####

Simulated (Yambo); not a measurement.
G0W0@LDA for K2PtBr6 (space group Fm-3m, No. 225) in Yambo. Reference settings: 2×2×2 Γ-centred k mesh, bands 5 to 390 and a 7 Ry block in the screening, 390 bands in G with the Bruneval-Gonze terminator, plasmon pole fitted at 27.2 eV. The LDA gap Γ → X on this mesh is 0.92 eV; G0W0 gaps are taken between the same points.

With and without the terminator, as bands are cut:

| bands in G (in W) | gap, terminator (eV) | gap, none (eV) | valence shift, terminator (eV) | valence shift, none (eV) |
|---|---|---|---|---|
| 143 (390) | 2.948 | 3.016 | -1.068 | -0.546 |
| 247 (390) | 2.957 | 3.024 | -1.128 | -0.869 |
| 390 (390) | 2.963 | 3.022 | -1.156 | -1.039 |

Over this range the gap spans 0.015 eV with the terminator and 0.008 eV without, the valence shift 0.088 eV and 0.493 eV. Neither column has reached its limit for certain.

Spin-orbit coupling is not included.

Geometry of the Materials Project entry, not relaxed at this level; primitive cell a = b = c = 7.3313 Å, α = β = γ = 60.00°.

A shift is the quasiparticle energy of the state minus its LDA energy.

####

> [Assignment]: Set down each line of the data precisely as it appears above.

> [Written solution]:
Simulated (Yambo); not a measurement.
G0W0@LDA for K2PtBr6 (space group Fm-3m, No. 225) in Yambo. Reference settings: 2×2×2 Γ-centred k mesh, bands 5 to 390 and a 7 Ry block in the screening, 390 bands in G with the Bruneval-Gonze terminator, plasmon pole fitted at 27.2 eV. The LDA gap Γ → X on this mesh is 0.92 eV; G0W0 gaps are taken between the same points.

With and without the terminator, as bands are cut:

| bands in G (in W) | gap, terminator (eV) | gap, none (eV) | valence shift, terminator (eV) | valence shift, none (eV) |
|---|---|---|---|---|
| 143 (390) | 2.948 | 3.016 | -1.068 | -0.546 |
| 247 (390) | 2.957 | 3.024 | -1.128 | -0.869 |
| 390 (390) | 2.963 | 3.022 | -1.156 | -1.039 |

Over this range the gap spans 0.015 eV with the terminator and 0.008 eV without, the valence shift 0.088 eV and 0.493 eV. Neither column has reached its limit for certain.

Spin-orbit coupling is not included.

Geometry of the Materials Project entry, not relaxed at this level; primitive cell a = b = c = 7.3313 Å, α = β = γ = 60.00°.

A shift is the quasiparticle energy of the state minus its LDA energy.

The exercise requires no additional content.